• **ACTION ITEM**: Only those lines in the data below from the line containing "- Cutoff: 463 eV" through the line containing "Answer: Band gap", both included, should be restated word for word.

DATA FOR ANALYSIS section start

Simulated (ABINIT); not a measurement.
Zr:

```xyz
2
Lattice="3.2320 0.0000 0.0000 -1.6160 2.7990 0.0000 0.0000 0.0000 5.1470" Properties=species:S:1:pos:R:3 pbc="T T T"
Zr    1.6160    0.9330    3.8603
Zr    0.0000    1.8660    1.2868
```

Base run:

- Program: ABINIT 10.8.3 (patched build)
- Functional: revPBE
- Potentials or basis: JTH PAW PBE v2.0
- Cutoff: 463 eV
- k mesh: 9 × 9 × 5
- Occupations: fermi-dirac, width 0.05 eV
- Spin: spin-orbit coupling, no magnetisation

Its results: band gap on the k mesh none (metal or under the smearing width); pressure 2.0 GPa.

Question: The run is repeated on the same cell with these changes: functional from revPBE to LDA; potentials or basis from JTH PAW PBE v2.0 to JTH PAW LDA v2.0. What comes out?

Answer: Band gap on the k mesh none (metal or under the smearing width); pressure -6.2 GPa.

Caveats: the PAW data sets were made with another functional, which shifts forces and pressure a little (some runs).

DATA FOR ANALYSIS section end

• **WRITTEN ANSWER**:
- Cutoff: 463 eV
- k mesh: 9 × 9 × 5
- Occupations: fermi-dirac, width 0.05 eV
- Spin: spin-orbit coupling, no magnetisation

Its results: band gap on the k mesh none (metal or under the smearing width); pressure 2.0 GPa.

Question: The run is repeated on the same cell with these changes: functional from revPBE to LDA; potentials or basis from JTH PAW PBE v2.0 to JTH PAW LDA v2.0. What comes out?

Answer: Band gap on the k mesh none (metal or under the smearing width); pressure -6.2 GPa.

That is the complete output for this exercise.